_Required action_
Write the entries out exactly, with the final line being the one containing "### Step 1. Starting point".

_Data supplied_
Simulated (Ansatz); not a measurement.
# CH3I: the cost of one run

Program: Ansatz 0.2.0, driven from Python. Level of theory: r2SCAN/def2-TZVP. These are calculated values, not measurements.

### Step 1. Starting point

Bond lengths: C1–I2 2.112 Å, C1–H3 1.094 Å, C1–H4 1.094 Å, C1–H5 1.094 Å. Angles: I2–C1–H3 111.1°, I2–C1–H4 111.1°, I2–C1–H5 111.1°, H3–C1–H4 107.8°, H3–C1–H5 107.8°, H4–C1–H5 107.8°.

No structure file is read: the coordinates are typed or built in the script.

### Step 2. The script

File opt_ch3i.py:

_Task solution_
Simulated (Ansatz); not a measurement.
# CH3I: the cost of one run

Program: Ansatz 0.2.0, driven from Python. Level of theory: r2SCAN/def2-TZVP. These are calculated values, not measurements.

### Step 1. Starting point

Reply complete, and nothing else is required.